WORK REQUEST: Start to finish, repeat the records exactly.

Start of DATASET RECORDS

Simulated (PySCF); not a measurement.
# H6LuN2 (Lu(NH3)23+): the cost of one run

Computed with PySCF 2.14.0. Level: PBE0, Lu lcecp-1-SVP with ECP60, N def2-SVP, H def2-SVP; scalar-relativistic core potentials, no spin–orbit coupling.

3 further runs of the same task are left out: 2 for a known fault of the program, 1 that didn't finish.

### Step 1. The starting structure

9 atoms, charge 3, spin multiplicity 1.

End of DATASET RECORDS

EXERCISE ANSWER:
Simulated (PySCF); not a measurement.
# H6LuN2 (Lu(NH3)23+): the cost of one run

Computed with PySCF 2.14.0. Level: PBE0, Lu lcecp-1-SVP with ECP60, N def2-SVP, H def2-SVP; scalar-relativistic core potentials, no spin–orbit coupling.

3 further runs of the same task are left out: 2 for a known fault of the program, 1 that didn't finish.

### Step 1. The starting structure

9 atoms, charge 3, spin multiplicity 1.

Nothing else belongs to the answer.